Extracted material
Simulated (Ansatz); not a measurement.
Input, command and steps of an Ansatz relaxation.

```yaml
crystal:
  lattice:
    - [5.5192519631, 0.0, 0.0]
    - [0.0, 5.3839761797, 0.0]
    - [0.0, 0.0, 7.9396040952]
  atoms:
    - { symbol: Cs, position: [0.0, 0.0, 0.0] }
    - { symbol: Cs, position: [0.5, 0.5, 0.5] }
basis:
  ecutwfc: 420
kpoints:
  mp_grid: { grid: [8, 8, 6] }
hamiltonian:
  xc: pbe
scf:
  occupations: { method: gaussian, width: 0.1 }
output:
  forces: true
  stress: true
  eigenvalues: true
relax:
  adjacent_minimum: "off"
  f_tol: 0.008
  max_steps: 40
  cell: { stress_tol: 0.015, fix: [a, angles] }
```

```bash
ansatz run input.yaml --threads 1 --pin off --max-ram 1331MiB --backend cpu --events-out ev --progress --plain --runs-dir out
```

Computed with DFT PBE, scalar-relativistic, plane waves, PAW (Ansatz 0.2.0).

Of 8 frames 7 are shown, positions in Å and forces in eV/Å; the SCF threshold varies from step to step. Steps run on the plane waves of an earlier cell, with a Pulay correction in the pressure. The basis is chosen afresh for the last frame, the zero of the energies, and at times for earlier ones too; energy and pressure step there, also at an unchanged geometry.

Work instruction
Look above and repeat, character for character, the lines from the first one to the line with "Computed with DFT", counting both.

Exercise output
Simulated (Ansatz); not a measurement.
Input, command and steps of an Ansatz relaxation.

```yaml
crystal:
  lattice:
    - [5.5192519631, 0.0, 0.0]
    - [0.0, 5.3839761797, 0.0]
    - [0.0, 0.0, 7.9396040952]
  atoms:
    - { symbol: Cs, position: [0.0, 0.0, 0.0] }
    - { symbol: Cs, position: [0.5, 0.5, 0.5] }
basis:
  ecutwfc: 420
kpoints:
  mp_grid: { grid: [8, 8, 6] }
hamiltonian:
  xc: pbe
scf:
  occupations: { method: gaussian, width: 0.1 }
output:
  forces: true
  stress: true
  eigenvalues: true
relax:
  adjacent_minimum: "off"
  f_tol: 0.008
  max_steps: 40
  cell: { stress_tol: 0.015, fix: [a, angles] }
```

```bash
ansatz run input.yaml --threads 1 --pin off --max-ram 1331MiB --backend cpu --events-out ev --progress --plain --runs-dir out
```

Computed with DFT PBE, scalar-relativistic, plane waves, PAW (Ansatz 0.2.0).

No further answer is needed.